### Information supplied
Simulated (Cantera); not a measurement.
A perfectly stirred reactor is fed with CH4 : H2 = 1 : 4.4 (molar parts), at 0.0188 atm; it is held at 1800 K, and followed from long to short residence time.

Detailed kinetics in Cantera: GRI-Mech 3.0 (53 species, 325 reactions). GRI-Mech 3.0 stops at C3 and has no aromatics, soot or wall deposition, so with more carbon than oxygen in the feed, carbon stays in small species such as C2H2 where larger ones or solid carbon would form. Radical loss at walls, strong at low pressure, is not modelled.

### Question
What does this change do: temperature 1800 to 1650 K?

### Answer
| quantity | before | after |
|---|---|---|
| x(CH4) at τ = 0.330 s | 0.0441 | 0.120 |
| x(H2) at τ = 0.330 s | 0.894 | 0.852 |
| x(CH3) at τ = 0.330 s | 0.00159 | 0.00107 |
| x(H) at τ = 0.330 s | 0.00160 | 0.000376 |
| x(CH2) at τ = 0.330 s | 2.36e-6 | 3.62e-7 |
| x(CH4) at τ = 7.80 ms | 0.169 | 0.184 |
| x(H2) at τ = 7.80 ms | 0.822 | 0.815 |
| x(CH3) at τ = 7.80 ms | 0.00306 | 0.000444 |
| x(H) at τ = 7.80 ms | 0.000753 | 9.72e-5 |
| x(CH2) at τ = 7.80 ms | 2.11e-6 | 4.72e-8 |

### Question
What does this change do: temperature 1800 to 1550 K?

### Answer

### Work item
Please output an exact copy of the lines above, from the opening line of the data down to the line that contains "A perfectly stirred".

### Answer area
Simulated (Cantera); not a measurement.
A perfectly stirred reactor is fed with CH4 : H2 = 1 : 4.4 (molar parts), at 0.0188 atm; it is held at 1800 K, and followed from long to short residence time.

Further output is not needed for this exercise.